● ● ●

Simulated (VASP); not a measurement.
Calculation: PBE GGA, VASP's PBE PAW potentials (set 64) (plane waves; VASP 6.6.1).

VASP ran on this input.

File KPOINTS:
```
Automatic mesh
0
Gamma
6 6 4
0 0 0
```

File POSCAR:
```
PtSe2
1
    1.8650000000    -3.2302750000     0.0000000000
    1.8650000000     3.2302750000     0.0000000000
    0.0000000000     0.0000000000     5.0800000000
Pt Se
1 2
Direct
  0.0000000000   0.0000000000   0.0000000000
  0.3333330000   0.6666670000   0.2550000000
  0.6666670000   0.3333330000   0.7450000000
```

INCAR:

● ● ●

▶ _Work task_
In full and word for word, write out the data above.

▶ _Worked solution_
Simulated (VASP); not a measurement.
Calculation: PBE GGA, VASP's PBE PAW potentials (set 64) (plane waves; VASP 6.6.1).

VASP ran on this input.

File KPOINTS:
```
Automatic mesh
0
Gamma
6 6 4
0 0 0
```

File POSCAR:
```
PtSe2
1
    1.8650000000    -3.2302750000     0.0000000000
    1.8650000000     3.2302750000     0.0000000000
    0.0000000000     0.0000000000     5.0800000000
Pt Se
1 2
Direct
  0.0000000000   0.0000000000   0.0000000000
  0.3333330000   0.6666670000   0.2550000000
  0.6666670000   0.3333330000   0.7450000000
```

INCAR:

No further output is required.